• **ACTIVITY**: Please output exactly the lines of the material from the first through the line containing "Potentials or basis: VASP", and nothing more.

• **DATA UNDER STUDY**:
━━━━━━
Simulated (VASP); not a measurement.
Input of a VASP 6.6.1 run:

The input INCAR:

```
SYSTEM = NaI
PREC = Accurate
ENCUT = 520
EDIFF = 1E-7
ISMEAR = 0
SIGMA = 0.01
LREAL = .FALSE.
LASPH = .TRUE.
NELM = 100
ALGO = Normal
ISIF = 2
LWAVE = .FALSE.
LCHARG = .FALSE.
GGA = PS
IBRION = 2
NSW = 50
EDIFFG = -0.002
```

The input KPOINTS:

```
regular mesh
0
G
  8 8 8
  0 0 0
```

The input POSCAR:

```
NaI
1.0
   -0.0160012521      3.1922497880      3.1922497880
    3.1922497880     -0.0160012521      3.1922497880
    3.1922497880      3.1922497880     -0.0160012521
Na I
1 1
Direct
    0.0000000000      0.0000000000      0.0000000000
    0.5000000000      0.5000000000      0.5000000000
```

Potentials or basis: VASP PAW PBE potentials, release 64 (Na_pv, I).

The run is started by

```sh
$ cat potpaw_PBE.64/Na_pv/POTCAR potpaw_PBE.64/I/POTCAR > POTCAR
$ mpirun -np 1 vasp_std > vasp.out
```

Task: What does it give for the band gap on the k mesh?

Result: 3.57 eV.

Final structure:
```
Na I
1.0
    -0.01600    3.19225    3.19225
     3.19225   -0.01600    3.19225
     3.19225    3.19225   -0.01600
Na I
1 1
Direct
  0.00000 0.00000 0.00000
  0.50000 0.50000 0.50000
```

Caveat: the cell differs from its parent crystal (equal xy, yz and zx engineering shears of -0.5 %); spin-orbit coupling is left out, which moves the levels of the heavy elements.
━━━━━━

• **RESULT**:
Simulated (VASP); not a measurement.
Input of a VASP 6.6.1 run:

The input INCAR:

```
SYSTEM = NaI
PREC = Accurate
ENCUT = 520
EDIFF = 1E-7
ISMEAR = 0
SIGMA = 0.01
LREAL = .FALSE.
LASPH = .TRUE.
NELM = 100
ALGO = Normal
ISIF = 2
LWAVE = .FALSE.
LCHARG = .FALSE.
GGA = PS
IBRION = 2
NSW = 50
EDIFFG = -0.002
```

The input KPOINTS:

```
regular mesh
0
G
  8 8 8
  0 0 0
```

The input POSCAR:

```
NaI
1.0
   -0.0160012521      3.1922497880      3.1922497880
    3.1922497880     -0.0160012521      3.1922497880
    3.1922497880      3.1922497880     -0.0160012521
Na I
1 1
Direct
    0.0000000000      0.0000000000      0.0000000000
    0.5000000000      0.5000000000      0.5000000000
```

Potentials or basis: VASP PAW PBE potentials, release 64 (Na_pv, I).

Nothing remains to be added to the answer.